Required action:
Lines from the beginning of the data through the line containing "- Functional: PBE" are to be copied exactly, with no other line included.

Recorded data:
○ ○ ○ ○ ○
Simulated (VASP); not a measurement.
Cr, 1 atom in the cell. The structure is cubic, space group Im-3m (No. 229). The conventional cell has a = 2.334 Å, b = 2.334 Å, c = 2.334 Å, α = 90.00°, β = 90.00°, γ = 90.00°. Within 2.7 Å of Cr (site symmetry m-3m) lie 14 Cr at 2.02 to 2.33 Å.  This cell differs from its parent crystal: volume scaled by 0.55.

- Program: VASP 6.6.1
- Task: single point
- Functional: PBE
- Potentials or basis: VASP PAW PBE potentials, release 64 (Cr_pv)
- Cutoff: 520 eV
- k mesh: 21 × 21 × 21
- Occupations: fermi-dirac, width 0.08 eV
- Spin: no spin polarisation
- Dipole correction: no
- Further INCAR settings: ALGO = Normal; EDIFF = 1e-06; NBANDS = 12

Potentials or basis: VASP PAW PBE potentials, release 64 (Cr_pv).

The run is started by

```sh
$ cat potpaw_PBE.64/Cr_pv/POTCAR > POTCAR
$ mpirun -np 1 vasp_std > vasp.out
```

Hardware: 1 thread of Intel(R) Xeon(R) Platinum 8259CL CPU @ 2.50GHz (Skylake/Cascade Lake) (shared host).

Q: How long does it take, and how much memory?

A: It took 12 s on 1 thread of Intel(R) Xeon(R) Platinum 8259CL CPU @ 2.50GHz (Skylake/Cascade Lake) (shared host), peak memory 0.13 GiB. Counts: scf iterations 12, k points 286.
○ ○ ○ ○ ○

Written solution:
Simulated (VASP); not a measurement.
Cr, 1 atom in the cell. The structure is cubic, space group Im-3m (No. 229). The conventional cell has a = 2.334 Å, b = 2.334 Å, c = 2.334 Å, α = 90.00°, β = 90.00°, γ = 90.00°. Within 2.7 Å of Cr (site symmetry m-3m) lie 14 Cr at 2.02 to 2.33 Å.  This cell differs from its parent crystal: volume scaled by 0.55.

- Program: VASP 6.6.1
- Task: single point
- Functional: PBE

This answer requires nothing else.